## Work instruction
Output must match the data below exactly from its first line through the line that contains "relaxation to properties**", with no other line.

## Data records
--
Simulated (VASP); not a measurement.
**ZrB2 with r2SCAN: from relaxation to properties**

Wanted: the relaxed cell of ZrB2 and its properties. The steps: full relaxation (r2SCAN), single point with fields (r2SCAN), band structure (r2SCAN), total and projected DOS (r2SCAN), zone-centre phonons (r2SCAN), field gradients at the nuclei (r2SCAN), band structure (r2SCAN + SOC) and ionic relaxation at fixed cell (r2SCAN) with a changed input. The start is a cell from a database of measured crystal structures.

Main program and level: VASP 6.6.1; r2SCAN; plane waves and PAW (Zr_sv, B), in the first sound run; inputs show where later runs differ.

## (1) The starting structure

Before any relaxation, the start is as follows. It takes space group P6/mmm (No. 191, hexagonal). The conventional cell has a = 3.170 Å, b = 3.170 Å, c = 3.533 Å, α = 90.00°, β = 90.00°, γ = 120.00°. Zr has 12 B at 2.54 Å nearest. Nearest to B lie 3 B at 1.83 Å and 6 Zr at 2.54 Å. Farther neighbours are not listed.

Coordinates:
--

## Result
Simulated (VASP); not a measurement.
**ZrB2 with r2SCAN: from relaxation to properties**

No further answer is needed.